▸ Work task
Look through the entries below and extract exactly the lines from the one containing "Property | Result |" through the one containing "(GPa) | 0.1 |", ends included.

▸ Excerpted records
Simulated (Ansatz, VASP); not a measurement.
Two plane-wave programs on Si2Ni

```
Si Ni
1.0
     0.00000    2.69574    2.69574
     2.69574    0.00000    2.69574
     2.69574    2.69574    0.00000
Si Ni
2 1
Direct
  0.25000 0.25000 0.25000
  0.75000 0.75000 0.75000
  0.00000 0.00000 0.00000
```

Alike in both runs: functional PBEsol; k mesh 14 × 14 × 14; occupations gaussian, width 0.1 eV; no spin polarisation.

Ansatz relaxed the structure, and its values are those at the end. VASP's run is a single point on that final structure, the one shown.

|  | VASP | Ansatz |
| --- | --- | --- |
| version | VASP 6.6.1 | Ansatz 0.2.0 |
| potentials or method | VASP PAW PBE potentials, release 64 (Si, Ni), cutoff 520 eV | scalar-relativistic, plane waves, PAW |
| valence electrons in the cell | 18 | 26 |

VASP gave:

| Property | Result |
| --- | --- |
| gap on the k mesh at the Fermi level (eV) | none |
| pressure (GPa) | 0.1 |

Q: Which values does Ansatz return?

▸ Result
| Property | Result |
| --- | --- |
| gap on the k mesh at the Fermi level (eV) | none |
| pressure (GPa) | 0.1 |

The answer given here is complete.